* **Data extracts**
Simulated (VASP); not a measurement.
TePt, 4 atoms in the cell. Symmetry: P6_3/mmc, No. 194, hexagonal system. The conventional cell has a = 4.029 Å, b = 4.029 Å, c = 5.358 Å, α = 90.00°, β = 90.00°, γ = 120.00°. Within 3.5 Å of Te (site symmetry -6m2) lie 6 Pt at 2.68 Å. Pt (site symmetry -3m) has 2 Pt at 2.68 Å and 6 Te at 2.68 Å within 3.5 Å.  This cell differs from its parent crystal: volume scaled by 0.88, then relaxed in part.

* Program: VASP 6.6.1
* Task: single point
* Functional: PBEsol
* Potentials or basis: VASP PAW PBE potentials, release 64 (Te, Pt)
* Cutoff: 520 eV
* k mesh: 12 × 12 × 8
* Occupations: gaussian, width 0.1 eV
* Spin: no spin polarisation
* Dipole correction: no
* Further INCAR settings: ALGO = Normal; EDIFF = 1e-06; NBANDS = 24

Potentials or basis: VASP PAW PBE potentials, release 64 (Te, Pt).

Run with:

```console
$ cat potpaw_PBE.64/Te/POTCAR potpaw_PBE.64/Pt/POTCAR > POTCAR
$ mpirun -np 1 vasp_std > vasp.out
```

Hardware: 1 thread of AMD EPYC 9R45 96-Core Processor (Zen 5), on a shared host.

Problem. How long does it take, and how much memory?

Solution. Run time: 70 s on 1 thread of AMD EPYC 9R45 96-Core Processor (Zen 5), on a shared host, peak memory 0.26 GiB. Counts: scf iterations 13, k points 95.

* **Task item**
The answer should be an exact copy of the lines from the first line of the data through the line with "Problem. How long" and should contain nothing else.

* **Task answer**
Simulated (VASP); not a measurement.
TePt, 4 atoms in the cell. Symmetry: P6_3/mmc, No. 194, hexagonal system. The conventional cell has a = 4.029 Å, b = 4.029 Å, c = 5.358 Å, α = 90.00°, β = 90.00°, γ = 120.00°. Within 3.5 Å of Te (site symmetry -6m2) lie 6 Pt at 2.68 Å. Pt (site symmetry -3m) has 2 Pt at 2.68 Å and 6 Te at 2.68 Å within 3.5 Å.  This cell differs from its parent crystal: volume scaled by 0.88, then relaxed in part.

* Program: VASP 6.6.1
* Task: single point
* Functional: PBEsol
* Potentials or basis: VASP PAW PBE potentials, release 64 (Te, Pt)
* Cutoff: 520 eV
* k mesh: 12 × 12 × 8
* Occupations: gaussian, width 0.1 eV
* Spin: no spin polarisation
* Dipole correction: no
* Further INCAR settings: ALGO = Normal; EDIFF = 1e-06; NBANDS = 24

Potentials or basis: VASP PAW PBE potentials, release 64 (Te, Pt).

Run with:

```console
$ cat potpaw_PBE.64/Te/POTCAR potpaw_PBE.64/Pt/POTCAR > POTCAR
$ mpirun -np 1 vasp_std > vasp.out
```

Hardware: 1 thread of AMD EPYC 9R45 96-Core Processor (Zen 5), on a shared host.

Problem. How long does it take, and how much memory?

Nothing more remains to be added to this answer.